* **Work item**
If a line contains "Levels at points", it is the last one to write out; begin with the first line of the records and copy each exactly.

* **Source information**
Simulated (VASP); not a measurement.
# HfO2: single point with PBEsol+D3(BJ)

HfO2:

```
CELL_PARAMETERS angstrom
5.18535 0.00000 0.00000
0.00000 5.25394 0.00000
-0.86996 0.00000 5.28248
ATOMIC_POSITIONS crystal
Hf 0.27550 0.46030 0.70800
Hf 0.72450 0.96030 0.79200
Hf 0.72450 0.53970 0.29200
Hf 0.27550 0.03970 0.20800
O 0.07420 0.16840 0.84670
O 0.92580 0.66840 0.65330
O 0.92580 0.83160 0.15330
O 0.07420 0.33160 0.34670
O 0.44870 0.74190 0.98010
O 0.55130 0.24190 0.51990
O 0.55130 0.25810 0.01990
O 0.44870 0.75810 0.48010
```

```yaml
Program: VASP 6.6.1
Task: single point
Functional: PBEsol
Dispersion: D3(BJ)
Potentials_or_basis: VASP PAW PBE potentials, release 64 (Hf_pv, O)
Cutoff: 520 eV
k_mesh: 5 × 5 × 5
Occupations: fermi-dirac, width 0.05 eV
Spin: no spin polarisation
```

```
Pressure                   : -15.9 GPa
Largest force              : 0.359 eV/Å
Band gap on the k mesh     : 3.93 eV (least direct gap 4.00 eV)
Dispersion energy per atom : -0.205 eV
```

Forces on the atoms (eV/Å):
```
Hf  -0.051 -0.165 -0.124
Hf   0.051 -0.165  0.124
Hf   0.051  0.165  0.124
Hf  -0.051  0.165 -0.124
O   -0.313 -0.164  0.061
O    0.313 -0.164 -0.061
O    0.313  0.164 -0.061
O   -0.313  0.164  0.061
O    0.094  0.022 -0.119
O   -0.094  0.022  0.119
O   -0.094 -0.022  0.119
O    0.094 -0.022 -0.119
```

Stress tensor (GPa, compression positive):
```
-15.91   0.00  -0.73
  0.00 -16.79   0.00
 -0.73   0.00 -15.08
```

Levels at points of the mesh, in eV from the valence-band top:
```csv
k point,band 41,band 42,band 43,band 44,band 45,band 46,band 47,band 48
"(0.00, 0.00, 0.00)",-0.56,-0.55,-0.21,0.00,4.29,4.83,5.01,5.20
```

* **Written solution**
Simulated (VASP); not a measurement.
# HfO2: single point with PBEsol+D3(BJ)

HfO2:

```
CELL_PARAMETERS angstrom
5.18535 0.00000 0.00000
0.00000 5.25394 0.00000
-0.86996 0.00000 5.28248
ATOMIC_POSITIONS crystal
Hf 0.27550 0.46030 0.70800
Hf 0.72450 0.96030 0.79200
Hf 0.72450 0.53970 0.29200
Hf 0.27550 0.03970 0.20800
O 0.07420 0.16840 0.84670
O 0.92580 0.66840 0.65330
O 0.92580 0.83160 0.15330
O 0.07420 0.33160 0.34670
O 0.44870 0.74190 0.98010
O 0.55130 0.24190 0.51990
O 0.55130 0.25810 0.01990
O 0.44870 0.75810 0.48010
```

```yaml
Program: VASP 6.6.1
Task: single point
Functional: PBEsol
Dispersion: D3(BJ)
Potentials_or_basis: VASP PAW PBE potentials, release 64 (Hf_pv, O)
Cutoff: 520 eV
k_mesh: 5 × 5 × 5
Occupations: fermi-dirac, width 0.05 eV
Spin: no spin polarisation
```

```
Pressure                   : -15.9 GPa
Largest force              : 0.359 eV/Å
Band gap on the k mesh     : 3.93 eV (least direct gap 4.00 eV)
Dispersion energy per atom : -0.205 eV
```

Forces on the atoms (eV/Å):
```
Hf  -0.051 -0.165 -0.124
Hf   0.051 -0.165  0.124
Hf   0.051  0.165  0.124
Hf  -0.051  0.165 -0.124
O   -0.313 -0.164  0.061
O    0.313 -0.164 -0.061
O    0.313  0.164 -0.061
O   -0.313  0.164  0.061
O    0.094  0.022 -0.119
O   -0.094  0.022  0.119
O   -0.094 -0.022  0.119
O    0.094 -0.022 -0.119
```

Stress tensor (GPa, compression positive):
```
-15.91   0.00  -0.73
  0.00 -16.79   0.00
 -0.73   0.00 -15.08
```

Levels at points of the mesh, in eV from the valence-band top:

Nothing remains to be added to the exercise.